********

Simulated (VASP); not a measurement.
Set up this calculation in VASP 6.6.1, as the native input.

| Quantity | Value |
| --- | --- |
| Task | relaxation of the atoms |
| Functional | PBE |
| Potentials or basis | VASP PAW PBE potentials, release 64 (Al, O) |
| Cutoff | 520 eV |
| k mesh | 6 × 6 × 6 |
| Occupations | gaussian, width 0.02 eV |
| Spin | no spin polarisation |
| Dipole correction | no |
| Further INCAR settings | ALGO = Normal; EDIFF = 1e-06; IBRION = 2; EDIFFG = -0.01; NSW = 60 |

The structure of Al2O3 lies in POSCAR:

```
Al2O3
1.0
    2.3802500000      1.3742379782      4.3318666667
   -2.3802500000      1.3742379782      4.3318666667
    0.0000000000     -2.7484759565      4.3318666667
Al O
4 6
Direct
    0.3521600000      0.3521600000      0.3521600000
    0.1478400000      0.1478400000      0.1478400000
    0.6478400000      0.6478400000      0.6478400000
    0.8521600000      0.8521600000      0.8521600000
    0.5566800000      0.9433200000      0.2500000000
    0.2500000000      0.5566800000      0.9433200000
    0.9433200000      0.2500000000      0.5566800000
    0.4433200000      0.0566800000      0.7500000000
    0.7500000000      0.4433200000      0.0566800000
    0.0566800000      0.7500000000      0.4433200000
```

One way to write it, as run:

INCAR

********

### EXERCISE
Quote exactly the first line of the entries and every line after it, stopping with the line that contains "One way to write".

### YOUR RESPONSE
Simulated (VASP); not a measurement.
Set up this calculation in VASP 6.6.1, as the native input.

| Quantity | Value |
| --- | --- |
| Task | relaxation of the atoms |
| Functional | PBE |
| Potentials or basis | VASP PAW PBE potentials, release 64 (Al, O) |
| Cutoff | 520 eV |
| k mesh | 6 × 6 × 6 |
| Occupations | gaussian, width 0.02 eV |
| Spin | no spin polarisation |
| Dipole correction | no |
| Further INCAR settings | ALGO = Normal; EDIFF = 1e-06; IBRION = 2; EDIFFG = -0.01; NSW = 60 |

The structure of Al2O3 lies in POSCAR:

```
Al2O3
1.0
    2.3802500000      1.3742379782      4.3318666667
   -2.3802500000      1.3742379782      4.3318666667
    0.0000000000     -2.7484759565      4.3318666667
Al O
4 6
Direct
    0.3521600000      0.3521600000      0.3521600000
    0.1478400000      0.1478400000      0.1478400000
    0.6478400000      0.6478400000      0.6478400000
    0.8521600000      0.8521600000      0.8521600000
    0.5566800000      0.9433200000      0.2500000000
    0.2500000000      0.5566800000      0.9433200000
    0.9433200000      0.2500000000      0.5566800000
    0.4433200000      0.0566800000      0.7500000000
    0.7500000000      0.4433200000      0.0566800000
    0.0566800000      0.7500000000      0.4433200000
```

One way to write it, as run:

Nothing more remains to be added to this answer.